GIVEN INFORMATION:
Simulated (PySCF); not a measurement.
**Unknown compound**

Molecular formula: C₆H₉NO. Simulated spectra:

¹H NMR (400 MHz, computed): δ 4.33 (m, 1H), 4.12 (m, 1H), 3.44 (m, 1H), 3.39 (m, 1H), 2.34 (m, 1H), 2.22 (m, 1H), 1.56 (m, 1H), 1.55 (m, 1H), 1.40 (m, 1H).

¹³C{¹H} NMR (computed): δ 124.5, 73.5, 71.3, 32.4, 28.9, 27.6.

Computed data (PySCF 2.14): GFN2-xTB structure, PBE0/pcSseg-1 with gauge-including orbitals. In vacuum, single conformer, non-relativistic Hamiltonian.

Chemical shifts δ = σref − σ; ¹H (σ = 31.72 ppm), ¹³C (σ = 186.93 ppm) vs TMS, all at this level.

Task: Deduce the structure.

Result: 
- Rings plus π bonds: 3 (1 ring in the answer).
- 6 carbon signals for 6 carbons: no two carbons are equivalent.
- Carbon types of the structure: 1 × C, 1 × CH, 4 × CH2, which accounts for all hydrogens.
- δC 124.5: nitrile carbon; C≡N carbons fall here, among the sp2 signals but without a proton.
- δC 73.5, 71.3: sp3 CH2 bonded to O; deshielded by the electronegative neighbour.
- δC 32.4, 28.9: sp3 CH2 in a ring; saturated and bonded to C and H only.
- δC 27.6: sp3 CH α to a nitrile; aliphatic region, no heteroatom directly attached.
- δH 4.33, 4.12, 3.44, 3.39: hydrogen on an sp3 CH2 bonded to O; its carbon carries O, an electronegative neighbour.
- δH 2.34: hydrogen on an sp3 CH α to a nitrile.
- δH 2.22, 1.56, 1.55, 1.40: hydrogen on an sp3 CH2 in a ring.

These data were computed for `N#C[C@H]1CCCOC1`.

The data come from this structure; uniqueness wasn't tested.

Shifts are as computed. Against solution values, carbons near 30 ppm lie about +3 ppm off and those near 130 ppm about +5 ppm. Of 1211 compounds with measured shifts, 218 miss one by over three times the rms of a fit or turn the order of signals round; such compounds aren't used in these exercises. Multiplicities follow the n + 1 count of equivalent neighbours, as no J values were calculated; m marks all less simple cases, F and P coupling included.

WORK ITEM: From the first line of the listing above to the line with "- Rings plus", please transcribe each line exactly, both ends included, and nothing beyond that.

TASK ANSWER:
Simulated (PySCF); not a measurement.
**Unknown compound**

Molecular formula: C₆H₉NO. Simulated spectra:

¹H NMR (400 MHz, computed): δ 4.33 (m, 1H), 4.12 (m, 1H), 3.44 (m, 1H), 3.39 (m, 1H), 2.34 (m, 1H), 2.22 (m, 1H), 1.56 (m, 1H), 1.55 (m, 1H), 1.40 (m, 1H).

¹³C{¹H} NMR (computed): δ 124.5, 73.5, 71.3, 32.4, 28.9, 27.6.

Computed data (PySCF 2.14): GFN2-xTB structure, PBE0/pcSseg-1 with gauge-including orbitals. In vacuum, single conformer, non-relativistic Hamiltonian.

Chemical shifts δ = σref − σ; ¹H (σ = 31.72 ppm), ¹³C (σ = 186.93 ppm) vs TMS, all at this level.

Task: Deduce the structure.

Result: 
- Rings plus π bonds: 3 (1 ring in the answer).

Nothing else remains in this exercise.